_EXTRACTED ENTRIES_.
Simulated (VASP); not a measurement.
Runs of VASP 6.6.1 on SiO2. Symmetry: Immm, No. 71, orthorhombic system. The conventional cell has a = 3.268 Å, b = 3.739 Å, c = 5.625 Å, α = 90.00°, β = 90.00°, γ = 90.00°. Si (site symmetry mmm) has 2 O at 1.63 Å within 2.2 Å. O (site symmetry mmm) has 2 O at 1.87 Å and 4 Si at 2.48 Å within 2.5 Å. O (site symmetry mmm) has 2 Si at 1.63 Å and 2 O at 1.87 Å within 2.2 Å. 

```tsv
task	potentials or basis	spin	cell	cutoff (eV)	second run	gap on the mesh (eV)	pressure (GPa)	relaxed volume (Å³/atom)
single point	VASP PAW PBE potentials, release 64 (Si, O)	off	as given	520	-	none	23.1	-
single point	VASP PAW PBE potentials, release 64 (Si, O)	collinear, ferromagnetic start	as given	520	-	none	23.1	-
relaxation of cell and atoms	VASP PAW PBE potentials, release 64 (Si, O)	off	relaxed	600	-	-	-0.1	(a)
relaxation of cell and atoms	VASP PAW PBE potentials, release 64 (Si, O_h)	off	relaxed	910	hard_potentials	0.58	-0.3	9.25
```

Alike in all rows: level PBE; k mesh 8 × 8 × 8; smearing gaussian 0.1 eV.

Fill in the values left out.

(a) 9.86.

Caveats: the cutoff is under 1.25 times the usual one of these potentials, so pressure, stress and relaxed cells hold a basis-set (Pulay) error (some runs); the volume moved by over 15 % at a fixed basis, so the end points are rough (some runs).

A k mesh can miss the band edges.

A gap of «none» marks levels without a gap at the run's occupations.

_WORK TASK_. Return only the lines above that run from the opening line through the line containing "A k mesh can miss the band edges.", exactly as written.

_EXERCISE RESPONSE_.
Simulated (VASP); not a measurement.
Runs of VASP 6.6.1 on SiO2. Symmetry: Immm, No. 71, orthorhombic system. The conventional cell has a = 3.268 Å, b = 3.739 Å, c = 5.625 Å, α = 90.00°, β = 90.00°, γ = 90.00°. Si (site symmetry mmm) has 2 O at 1.63 Å within 2.2 Å. O (site symmetry mmm) has 2 O at 1.87 Å and 4 Si at 2.48 Å within 2.5 Å. O (site symmetry mmm) has 2 Si at 1.63 Å and 2 O at 1.87 Å within 2.2 Å. 

```tsv
task	potentials or basis	spin	cell	cutoff (eV)	second run	gap on the mesh (eV)	pressure (GPa)	relaxed volume (Å³/atom)
single point	VASP PAW PBE potentials, release 64 (Si, O)	off	as given	520	-	none	23.1	-
single point	VASP PAW PBE potentials, release 64 (Si, O)	collinear, ferromagnetic start	as given	520	-	none	23.1	-
relaxation of cell and atoms	VASP PAW PBE potentials, release 64 (Si, O)	off	relaxed	600	-	-	-0.1	(a)
relaxation of cell and atoms	VASP PAW PBE potentials, release 64 (Si, O_h)	off	relaxed	910	hard_potentials	0.58	-0.3	9.25
```

Alike in all rows: level PBE; k mesh 8 × 8 × 8; smearing gaussian 0.1 eV.

Fill in the values left out.

(a) 9.86.

Caveats: the cutoff is under 1.25 times the usual one of these potentials, so pressure, stress and relaxed cells hold a basis-set (Pulay) error (some runs); the volume moved by over 15 % at a fixed basis, so the end points are rough (some runs).

A k mesh can miss the band edges.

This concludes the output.